**ACTIVITY:**
In the entries that follow, find the line containing "Its results: band", then output exactly every line from the first through that one.

# # # # #

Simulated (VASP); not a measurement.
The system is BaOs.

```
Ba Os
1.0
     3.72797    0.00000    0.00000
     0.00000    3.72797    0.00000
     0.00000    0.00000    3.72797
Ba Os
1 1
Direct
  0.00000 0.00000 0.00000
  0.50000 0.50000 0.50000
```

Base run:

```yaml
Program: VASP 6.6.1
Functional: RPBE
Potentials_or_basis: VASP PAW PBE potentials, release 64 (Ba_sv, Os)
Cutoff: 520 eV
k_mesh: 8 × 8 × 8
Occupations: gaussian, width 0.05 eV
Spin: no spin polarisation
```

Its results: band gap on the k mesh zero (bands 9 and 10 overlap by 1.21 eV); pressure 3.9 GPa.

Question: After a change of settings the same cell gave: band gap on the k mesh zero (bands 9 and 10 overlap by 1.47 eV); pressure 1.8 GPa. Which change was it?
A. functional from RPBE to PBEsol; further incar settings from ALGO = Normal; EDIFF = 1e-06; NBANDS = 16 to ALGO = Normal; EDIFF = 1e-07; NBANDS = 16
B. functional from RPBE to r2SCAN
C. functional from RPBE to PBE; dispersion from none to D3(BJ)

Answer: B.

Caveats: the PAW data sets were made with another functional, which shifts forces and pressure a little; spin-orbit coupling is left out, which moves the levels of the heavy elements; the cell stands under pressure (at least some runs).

# # # # #

**TASK RESULT:**
Simulated (VASP); not a measurement.
The system is BaOs.

```
Ba Os
1.0
     3.72797    0.00000    0.00000
     0.00000    3.72797    0.00000
     0.00000    0.00000    3.72797
Ba Os
1 1
Direct
  0.00000 0.00000 0.00000
  0.50000 0.50000 0.50000
```

Base run:

```yaml
Program: VASP 6.6.1
Functional: RPBE
Potentials_or_basis: VASP PAW PBE potentials, release 64 (Ba_sv, Os)
Cutoff: 520 eV
k_mesh: 8 × 8 × 8
Occupations: gaussian, width 0.05 eV
Spin: no spin polarisation
```

Its results: band gap on the k mesh zero (bands 9 and 10 overlap by 1.21 eV); pressure 3.9 GPa.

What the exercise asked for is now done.